• [BRIEF]: Your answer should be the exact lines of the data below from the one containing "cell | 16 | 24 |" through the one containing "from the codes."; please include nothing else.

• [GIVEN RECORDS]:
□ □ □ □ □
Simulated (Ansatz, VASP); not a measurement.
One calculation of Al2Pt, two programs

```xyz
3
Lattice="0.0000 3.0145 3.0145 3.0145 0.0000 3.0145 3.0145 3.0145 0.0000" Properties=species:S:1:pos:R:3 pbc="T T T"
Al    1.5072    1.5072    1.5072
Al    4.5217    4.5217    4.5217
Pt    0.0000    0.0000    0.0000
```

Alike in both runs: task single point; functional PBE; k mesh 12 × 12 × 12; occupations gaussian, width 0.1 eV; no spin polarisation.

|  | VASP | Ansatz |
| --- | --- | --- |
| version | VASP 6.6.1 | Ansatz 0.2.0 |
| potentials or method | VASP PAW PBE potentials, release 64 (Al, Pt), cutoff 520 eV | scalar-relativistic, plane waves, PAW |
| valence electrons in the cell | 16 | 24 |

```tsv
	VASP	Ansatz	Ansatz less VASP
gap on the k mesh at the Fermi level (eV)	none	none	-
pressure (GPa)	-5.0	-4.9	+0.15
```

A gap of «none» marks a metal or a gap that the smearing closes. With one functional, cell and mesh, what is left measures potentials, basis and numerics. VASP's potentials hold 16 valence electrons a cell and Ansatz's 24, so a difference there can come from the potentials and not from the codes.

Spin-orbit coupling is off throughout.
□ □ □ □ □

• [PROBLEM SOLUTION]:
| valence electrons in the cell | 16 | 24 |

```tsv
	VASP	Ansatz	Ansatz less VASP
gap on the k mesh at the Fermi level (eV)	none	none	-
pressure (GPa)	-5.0	-4.9	+0.15
```

A gap of «none» marks a metal or a gap that the smearing closes. With one functional, cell and mesh, what is left measures potentials, basis and numerics. VASP's potentials hold 16 valence electrons a cell and Ansatz's 24, so a difference there can come from the potentials and not from the codes.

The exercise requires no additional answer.